### EXTRACTED ENTRIES
- - -

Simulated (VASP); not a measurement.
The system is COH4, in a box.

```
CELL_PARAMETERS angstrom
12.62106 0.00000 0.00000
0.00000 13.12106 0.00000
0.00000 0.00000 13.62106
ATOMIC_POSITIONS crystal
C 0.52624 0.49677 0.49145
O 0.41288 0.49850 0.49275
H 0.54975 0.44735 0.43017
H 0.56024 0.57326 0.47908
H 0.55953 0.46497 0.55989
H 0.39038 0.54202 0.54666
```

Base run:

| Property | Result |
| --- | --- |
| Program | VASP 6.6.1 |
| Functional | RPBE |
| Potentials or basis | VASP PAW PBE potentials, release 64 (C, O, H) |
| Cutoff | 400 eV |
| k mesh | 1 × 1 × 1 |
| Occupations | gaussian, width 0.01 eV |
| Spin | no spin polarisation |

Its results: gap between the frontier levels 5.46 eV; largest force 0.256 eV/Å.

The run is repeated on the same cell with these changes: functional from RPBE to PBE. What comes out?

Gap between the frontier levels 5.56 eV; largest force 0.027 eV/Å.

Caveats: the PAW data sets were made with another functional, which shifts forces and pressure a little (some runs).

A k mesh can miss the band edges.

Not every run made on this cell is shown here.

- - -

Copy out, exactly and alone, the lines of the entries above between the ones holding "Its results: gap" and "A k mesh can miss the band edges.", inclusive.

### YOUR SOLUTION
Its results: gap between the frontier levels 5.46 eV; largest force 0.256 eV/Å.

The run is repeated on the same cell with these changes: functional from RPBE to PBE. What comes out?

Gap between the frontier levels 5.56 eV; largest force 0.027 eV/Å.

Caveats: the PAW data sets were made with another functional, which shifts forces and pressure a little (some runs).

A k mesh can miss the band edges.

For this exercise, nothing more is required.